» **Task item**:
Transcribe every line of the records verbatim.

- - - - -

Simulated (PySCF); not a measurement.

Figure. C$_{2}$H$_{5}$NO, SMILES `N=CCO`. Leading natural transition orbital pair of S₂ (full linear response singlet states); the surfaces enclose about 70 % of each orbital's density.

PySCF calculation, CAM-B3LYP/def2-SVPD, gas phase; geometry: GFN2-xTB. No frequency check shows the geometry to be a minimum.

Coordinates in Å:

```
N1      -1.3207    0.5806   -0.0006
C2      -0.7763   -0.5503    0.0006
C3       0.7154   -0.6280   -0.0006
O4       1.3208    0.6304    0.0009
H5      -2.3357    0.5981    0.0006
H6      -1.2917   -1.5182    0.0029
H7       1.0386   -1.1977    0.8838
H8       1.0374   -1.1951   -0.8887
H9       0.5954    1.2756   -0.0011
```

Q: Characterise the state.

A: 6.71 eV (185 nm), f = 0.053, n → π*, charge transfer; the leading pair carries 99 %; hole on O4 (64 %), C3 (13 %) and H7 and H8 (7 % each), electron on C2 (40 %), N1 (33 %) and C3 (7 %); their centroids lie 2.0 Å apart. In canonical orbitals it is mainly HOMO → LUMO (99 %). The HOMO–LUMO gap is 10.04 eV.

- - - - -

» **Problem solution**:
Simulated (PySCF); not a measurement.

Figure. C$_{2}$H$_{5}$NO, SMILES `N=CCO`. Leading natural transition orbital pair of S₂ (full linear response singlet states); the surfaces enclose about 70 % of each orbital's density.

PySCF calculation, CAM-B3LYP/def2-SVPD, gas phase; geometry: GFN2-xTB. No frequency check shows the geometry to be a minimum.

Coordinates in Å:

```
N1      -1.3207    0.5806   -0.0006
C2      -0.7763   -0.5503    0.0006
C3       0.7154   -0.6280   -0.0006
O4       1.3208    0.6304    0.0009
H5      -2.3357    0.5981    0.0006
H6      -1.2917   -1.5182    0.0029
H7       1.0386   -1.1977    0.8838
H8       1.0374   -1.1951   -0.8887
H9       0.5954    1.2756   -0.0011
```

Q: Characterise the state.

A: 6.71 eV (185 nm), f = 0.053, n → π*, charge transfer; the leading pair carries 99 %; hole on O4 (64 %), C3 (13 %) and H7 and H8 (7 % each), electron on C2 (40 %), N1 (33 %) and C3 (7 %); their centroids lie 2.0 Å apart. In canonical orbitals it is mainly HOMO → LUMO (99 %). The HOMO–LUMO gap is 10.04 eV.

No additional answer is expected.